[WORK INSTRUCTION]
Please output every entry below precisely as written.

[STORED DATA]
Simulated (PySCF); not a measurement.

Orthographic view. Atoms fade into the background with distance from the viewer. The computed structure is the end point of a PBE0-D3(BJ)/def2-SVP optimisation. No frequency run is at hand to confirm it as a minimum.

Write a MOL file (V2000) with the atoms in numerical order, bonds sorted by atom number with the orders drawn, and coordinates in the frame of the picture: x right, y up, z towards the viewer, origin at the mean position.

[WRITTEN REPLY]
Simulated (PySCF); not a measurement.

Orthographic view. Atoms fade into the background with distance from the viewer. The computed structure is the end point of a PBE0-D3(BJ)/def2-SVP optimisation. No frequency run is at hand to confirm it as a minimum.

Write a MOL file (V2000) with the atoms in numerical order, bonds sorted by atom number with the orders drawn, and coordinates in the frame of the picture: x right, y up, z towards the viewer, origin at the mean position.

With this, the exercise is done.